**Study material**
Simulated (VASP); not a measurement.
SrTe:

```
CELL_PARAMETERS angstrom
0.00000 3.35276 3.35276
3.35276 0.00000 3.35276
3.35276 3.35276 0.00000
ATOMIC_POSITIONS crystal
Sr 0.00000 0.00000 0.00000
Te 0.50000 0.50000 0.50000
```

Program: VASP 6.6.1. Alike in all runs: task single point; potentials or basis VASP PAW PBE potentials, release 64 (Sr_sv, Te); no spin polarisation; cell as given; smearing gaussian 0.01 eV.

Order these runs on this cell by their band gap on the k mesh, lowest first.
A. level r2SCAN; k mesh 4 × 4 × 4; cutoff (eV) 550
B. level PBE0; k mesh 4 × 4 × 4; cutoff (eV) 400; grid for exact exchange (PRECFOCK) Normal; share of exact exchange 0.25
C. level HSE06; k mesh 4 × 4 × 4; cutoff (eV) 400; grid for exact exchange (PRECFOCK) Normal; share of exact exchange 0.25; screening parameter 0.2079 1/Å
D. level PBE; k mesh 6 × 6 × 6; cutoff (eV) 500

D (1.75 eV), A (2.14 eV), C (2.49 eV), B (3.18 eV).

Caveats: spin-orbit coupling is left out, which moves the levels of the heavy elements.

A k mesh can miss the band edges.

**Action item**
Begin with the line that has "D (1.75 eV), A" in the listing above and end after the line that has "Caveats: spin-orbit coupling"; output those lines exactly.

**Written reply**
D (1.75 eV), A (2.14 eV), C (2.49 eV), B (3.18 eV).

Caveats: spin-orbit coupling is left out, which moves the levels of the heavy elements.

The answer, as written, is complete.